* DATA SUPPLIED:
<<<<

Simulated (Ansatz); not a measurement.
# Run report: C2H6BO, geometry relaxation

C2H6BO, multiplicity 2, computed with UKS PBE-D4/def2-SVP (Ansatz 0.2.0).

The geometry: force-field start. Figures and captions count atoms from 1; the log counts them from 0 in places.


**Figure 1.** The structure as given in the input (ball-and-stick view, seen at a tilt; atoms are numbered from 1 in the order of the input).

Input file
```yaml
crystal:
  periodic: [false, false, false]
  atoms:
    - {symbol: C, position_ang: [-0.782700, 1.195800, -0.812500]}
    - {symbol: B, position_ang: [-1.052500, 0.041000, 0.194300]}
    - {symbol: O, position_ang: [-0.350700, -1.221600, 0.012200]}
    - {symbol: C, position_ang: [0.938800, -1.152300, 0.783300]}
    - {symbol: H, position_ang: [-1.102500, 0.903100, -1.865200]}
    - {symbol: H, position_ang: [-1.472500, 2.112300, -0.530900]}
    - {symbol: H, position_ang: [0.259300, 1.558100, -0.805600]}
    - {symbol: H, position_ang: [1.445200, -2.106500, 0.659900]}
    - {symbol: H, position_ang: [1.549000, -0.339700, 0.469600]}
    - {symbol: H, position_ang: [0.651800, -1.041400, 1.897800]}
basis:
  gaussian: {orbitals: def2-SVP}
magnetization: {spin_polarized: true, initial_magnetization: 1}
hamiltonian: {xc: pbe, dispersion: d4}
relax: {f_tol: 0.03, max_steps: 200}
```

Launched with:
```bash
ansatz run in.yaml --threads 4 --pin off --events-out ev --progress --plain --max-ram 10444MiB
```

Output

>>>>

* WORK REQUEST: When the line containing "The geometry: force-field" is reached, include it and stop. Until then, output each line of the entries exactly as given, starting from the first.

* TASK RESULT:
Simulated (Ansatz); not a measurement.
# Run report: C2H6BO, geometry relaxation

C2H6BO, multiplicity 2, computed with UKS PBE-D4/def2-SVP (Ansatz 0.2.0).

The geometry: force-field start. Figures and captions count atoms from 1; the log counts them from 0 in places.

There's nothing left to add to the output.